/---

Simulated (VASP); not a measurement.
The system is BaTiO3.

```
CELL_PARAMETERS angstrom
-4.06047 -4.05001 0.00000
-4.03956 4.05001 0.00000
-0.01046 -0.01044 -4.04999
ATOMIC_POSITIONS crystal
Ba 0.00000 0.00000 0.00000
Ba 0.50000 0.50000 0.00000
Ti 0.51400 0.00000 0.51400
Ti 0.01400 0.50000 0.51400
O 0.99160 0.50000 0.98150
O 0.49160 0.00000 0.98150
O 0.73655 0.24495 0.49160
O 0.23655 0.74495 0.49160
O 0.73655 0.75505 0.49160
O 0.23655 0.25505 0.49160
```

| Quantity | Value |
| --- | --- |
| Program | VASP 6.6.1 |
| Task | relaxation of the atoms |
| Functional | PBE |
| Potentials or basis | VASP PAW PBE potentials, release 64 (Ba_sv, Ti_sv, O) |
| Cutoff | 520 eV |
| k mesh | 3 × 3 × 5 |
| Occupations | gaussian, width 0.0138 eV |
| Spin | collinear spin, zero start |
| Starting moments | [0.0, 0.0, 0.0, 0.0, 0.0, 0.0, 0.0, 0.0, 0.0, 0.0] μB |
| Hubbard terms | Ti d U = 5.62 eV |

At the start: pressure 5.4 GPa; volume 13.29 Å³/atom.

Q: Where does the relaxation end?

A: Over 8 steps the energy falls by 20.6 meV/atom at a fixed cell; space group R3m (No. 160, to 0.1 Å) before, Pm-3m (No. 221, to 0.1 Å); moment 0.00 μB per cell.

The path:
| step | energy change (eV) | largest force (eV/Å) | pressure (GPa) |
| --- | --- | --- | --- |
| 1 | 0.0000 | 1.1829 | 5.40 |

\---

§ WORK ITEM
Produce a word-for-word copy of everything above from the line holding "0.0, 0.0] μB |" down to the line holding "Q: Where does the relaxation end?", with both of those lines kept.

§ TASK ANSWER
| Starting moments | [0.0, 0.0, 0.0, 0.0, 0.0, 0.0, 0.0, 0.0, 0.0, 0.0] μB |
| Hubbard terms | Ti d U = 5.62 eV |

At the start: pressure 5.4 GPa; volume 13.29 Å³/atom.

Q: Where does the relaxation end?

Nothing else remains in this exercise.